------
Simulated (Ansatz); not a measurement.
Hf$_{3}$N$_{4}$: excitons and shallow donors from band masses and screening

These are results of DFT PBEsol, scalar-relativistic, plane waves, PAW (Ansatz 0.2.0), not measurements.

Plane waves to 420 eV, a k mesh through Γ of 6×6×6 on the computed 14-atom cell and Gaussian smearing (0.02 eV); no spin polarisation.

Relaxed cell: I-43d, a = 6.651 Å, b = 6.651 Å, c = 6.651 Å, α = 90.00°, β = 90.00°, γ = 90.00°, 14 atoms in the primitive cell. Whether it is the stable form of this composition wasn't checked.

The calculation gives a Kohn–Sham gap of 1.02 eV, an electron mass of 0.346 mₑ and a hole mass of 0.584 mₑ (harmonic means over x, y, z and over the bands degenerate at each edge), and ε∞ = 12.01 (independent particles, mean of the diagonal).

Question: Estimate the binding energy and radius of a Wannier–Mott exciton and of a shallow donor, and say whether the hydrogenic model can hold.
------

Assignment: Repeat the material exactly. Every line should match.

Written solution:
Simulated (Ansatz); not a measurement.
Hf$_{3}$N$_{4}$: excitons and shallow donors from band masses and screening

These are results of DFT PBEsol, scalar-relativistic, plane waves, PAW (Ansatz 0.2.0), not measurements.

Plane waves to 420 eV, a k mesh through Γ of 6×6×6 on the computed 14-atom cell and Gaussian smearing (0.02 eV); no spin polarisation.

Relaxed cell: I-43d, a = 6.651 Å, b = 6.651 Å, c = 6.651 Å, α = 90.00°, β = 90.00°, γ = 90.00°, 14 atoms in the primitive cell. Whether it is the stable form of this composition wasn't checked.

The calculation gives a Kohn–Sham gap of 1.02 eV, an electron mass of 0.346 mₑ and a hole mass of 0.584 mₑ (harmonic means over x, y, z and over the bands degenerate at each edge), and ε∞ = 12.01 (independent particles, mean of the diagonal).

Question: Estimate the binding energy and radius of a Wannier–Mott exciton and of a shallow donor, and say whether the hydrogenic model can hold.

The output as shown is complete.